### WORK ORDER
Down to the last line, reproduce the records exactly.

### RECORDED INFORMATION
________________________

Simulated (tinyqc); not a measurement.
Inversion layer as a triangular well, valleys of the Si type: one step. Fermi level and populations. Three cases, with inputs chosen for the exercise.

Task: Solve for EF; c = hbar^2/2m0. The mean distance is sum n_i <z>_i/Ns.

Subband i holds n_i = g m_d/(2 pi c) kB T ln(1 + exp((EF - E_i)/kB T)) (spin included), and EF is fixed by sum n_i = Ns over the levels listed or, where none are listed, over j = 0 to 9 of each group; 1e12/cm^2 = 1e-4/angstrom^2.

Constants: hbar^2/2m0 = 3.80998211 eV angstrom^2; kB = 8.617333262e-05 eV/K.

________________________

### YOUR SOLUTION
Simulated (tinyqc); not a measurement.
Inversion layer as a triangular well, valleys of the Si type: one step. Fermi level and populations. Three cases, with inputs chosen for the exercise.

Task: Solve for EF; c = hbar^2/2m0. The mean distance is sum n_i <z>_i/Ns.

Subband i holds n_i = g m_d/(2 pi c) kB T ln(1 + exp((EF - E_i)/kB T)) (spin included), and EF is fixed by sum n_i = Ns over the levels listed or, where none are listed, over j = 0 to 9 of each group; 1e12/cm^2 = 1e-4/angstrom^2.

Constants: hbar^2/2m0 = 3.80998211 eV angstrom^2; kB = 8.617333262e-05 eV/K.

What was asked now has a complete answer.